## EXERCISE
Would you restate word for word the lines of the listing, beginning at the first and ending with the line that holds "(3) Estimate the"?

## DATASET CONTENT
▶

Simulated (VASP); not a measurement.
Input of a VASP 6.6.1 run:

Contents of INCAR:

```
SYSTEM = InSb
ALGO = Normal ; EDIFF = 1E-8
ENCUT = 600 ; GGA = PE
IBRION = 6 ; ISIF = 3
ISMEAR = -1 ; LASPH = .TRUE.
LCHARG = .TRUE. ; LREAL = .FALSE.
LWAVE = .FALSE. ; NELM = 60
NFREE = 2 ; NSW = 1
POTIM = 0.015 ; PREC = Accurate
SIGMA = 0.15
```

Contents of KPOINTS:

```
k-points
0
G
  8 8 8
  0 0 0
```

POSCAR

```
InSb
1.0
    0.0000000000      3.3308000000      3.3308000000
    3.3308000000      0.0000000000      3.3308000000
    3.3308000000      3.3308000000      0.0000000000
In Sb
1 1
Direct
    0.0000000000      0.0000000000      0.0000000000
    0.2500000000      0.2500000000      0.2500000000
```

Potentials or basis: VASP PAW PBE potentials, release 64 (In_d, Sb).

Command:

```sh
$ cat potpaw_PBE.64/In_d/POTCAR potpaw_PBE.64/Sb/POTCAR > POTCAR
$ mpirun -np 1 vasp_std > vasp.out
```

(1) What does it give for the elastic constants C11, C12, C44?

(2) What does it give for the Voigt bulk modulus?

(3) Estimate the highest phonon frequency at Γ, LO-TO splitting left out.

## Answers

◀

## EXERCISE ANSWER
Simulated (VASP); not a measurement.
Input of a VASP 6.6.1 run:

Contents of INCAR:

```
SYSTEM = InSb
ALGO = Normal ; EDIFF = 1E-8
ENCUT = 600 ; GGA = PE
IBRION = 6 ; ISIF = 3
ISMEAR = -1 ; LASPH = .TRUE.
LCHARG = .TRUE. ; LREAL = .FALSE.
LWAVE = .FALSE. ; NELM = 60
NFREE = 2 ; NSW = 1
POTIM = 0.015 ; PREC = Accurate
SIGMA = 0.15
```

Contents of KPOINTS:

```
k-points
0
G
  8 8 8
  0 0 0
```

POSCAR

```
InSb
1.0
    0.0000000000      3.3308000000      3.3308000000
    3.3308000000      0.0000000000      3.3308000000
    3.3308000000      3.3308000000      0.0000000000
In Sb
1 1
Direct
    0.0000000000      0.0000000000      0.0000000000
    0.2500000000      0.2500000000      0.2500000000
```

Potentials or basis: VASP PAW PBE potentials, release 64 (In_d, Sb).

Command:

```sh
$ cat potpaw_PBE.64/In_d/POTCAR potpaw_PBE.64/Sb/POTCAR > POTCAR
$ mpirun -np 1 vasp_std > vasp.out
```

(1) What does it give for the elastic constants C11, C12, C44?

(2) What does it give for the Voigt bulk modulus?

(3) Estimate the highest phonon frequency at Γ, LO-TO splitting left out.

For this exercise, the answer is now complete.